******

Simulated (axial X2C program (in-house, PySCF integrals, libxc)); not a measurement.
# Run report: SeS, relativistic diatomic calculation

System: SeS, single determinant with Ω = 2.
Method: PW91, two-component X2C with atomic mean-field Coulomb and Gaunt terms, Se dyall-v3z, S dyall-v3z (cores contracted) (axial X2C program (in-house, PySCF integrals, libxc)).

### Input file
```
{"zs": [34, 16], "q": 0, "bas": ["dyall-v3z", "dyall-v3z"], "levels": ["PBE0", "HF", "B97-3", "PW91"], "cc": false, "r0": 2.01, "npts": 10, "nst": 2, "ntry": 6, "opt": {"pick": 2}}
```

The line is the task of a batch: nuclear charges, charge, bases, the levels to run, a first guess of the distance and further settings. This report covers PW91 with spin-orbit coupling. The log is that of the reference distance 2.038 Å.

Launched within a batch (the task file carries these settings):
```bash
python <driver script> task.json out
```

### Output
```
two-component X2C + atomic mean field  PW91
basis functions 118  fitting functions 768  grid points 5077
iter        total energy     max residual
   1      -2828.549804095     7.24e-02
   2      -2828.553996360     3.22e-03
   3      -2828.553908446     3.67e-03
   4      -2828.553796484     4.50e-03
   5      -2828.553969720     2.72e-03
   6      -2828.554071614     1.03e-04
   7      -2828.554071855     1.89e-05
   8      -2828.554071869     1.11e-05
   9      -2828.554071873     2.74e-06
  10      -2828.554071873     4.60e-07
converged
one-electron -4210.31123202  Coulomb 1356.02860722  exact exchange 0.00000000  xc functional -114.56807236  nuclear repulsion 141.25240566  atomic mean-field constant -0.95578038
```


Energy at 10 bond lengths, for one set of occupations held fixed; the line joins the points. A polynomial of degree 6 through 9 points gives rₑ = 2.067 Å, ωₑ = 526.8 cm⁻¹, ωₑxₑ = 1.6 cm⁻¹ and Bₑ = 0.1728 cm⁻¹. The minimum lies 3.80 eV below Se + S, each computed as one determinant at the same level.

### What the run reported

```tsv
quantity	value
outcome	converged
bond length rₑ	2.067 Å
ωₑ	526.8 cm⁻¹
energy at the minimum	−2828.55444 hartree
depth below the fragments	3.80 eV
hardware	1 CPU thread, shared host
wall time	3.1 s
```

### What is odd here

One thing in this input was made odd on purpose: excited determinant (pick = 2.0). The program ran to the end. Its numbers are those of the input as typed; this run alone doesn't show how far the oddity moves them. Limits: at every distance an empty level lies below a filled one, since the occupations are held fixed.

******

An exact repetition of the material above is required, from its first line through the line holding "The line is", with nothing added.

Simulated (axial X2C program (in-house, PySCF integrals, libxc)); not a measurement.
# Run report: SeS, relativistic diatomic calculation

System: SeS, single determinant with Ω = 2.
Method: PW91, two-component X2C with atomic mean-field Coulomb and Gaunt terms, Se dyall-v3z, S dyall-v3z (cores contracted) (axial X2C program (in-house, PySCF integrals, libxc)).

### Input file
```
{"zs": [34, 16], "q": 0, "bas": ["dyall-v3z", "dyall-v3z"], "levels": ["PBE0", "HF", "B97-3", "PW91"], "cc": false, "r0": 2.01, "npts": 10, "nst": 2, "ntry": 6, "opt": {"pick": 2}}
```

The line is the task of a batch: nuclear charges, charge, bases, the levels to run, a first guess of the distance and further settings. This report covers PW91 with spin-orbit coupling. The log is that of the reference distance 2.038 Å.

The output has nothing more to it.